Source data:
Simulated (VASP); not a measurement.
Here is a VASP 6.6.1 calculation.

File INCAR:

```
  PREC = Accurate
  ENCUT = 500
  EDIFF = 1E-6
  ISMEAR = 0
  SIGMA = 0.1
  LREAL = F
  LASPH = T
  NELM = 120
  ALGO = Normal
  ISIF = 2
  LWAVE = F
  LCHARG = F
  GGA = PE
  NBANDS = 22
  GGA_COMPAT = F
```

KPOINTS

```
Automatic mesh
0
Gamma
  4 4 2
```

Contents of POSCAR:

Work order:
The full listing, top to bottom: write it out again exactly.

Response box:
Simulated (VASP); not a measurement.
Here is a VASP 6.6.1 calculation.

File INCAR:

```
  PREC = Accurate
  ENCUT = 500
  EDIFF = 1E-6
  ISMEAR = 0
  SIGMA = 0.1
  LREAL = F
  LASPH = T
  NELM = 120
  ALGO = Normal
  ISIF = 2
  LWAVE = F
  LCHARG = F
  GGA = PE
  NBANDS = 22
  GGA_COMPAT = F
```

KPOINTS

```
Automatic mesh
0
Gamma
  4 4 2
```

Contents of POSCAR:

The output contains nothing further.